--- Data under study Enclosed Below ---

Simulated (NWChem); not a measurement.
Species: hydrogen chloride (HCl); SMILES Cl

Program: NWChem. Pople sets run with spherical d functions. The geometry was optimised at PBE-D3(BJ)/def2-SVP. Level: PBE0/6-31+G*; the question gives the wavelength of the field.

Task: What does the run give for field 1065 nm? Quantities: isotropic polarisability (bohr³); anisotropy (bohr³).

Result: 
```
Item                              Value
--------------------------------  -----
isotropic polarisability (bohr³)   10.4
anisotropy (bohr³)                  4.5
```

--- End of Enclosed Data under study ---

Assigned task: For this exercise, retype each entry from above exactly as it stands.

Your solution:
Simulated (NWChem); not a measurement.
Species: hydrogen chloride (HCl); SMILES Cl

Program: NWChem. Pople sets run with spherical d functions. The geometry was optimised at PBE-D3(BJ)/def2-SVP. Level: PBE0/6-31+G*; the question gives the wavelength of the field.

Task: What does the run give for field 1065 nm? Quantities: isotropic polarisability (bohr³); anisotropy (bohr³).

Result: 
```
Item                              Value
--------------------------------  -----
isotropic polarisability (bohr³)   10.4
anisotropy (bohr³)                  4.5
```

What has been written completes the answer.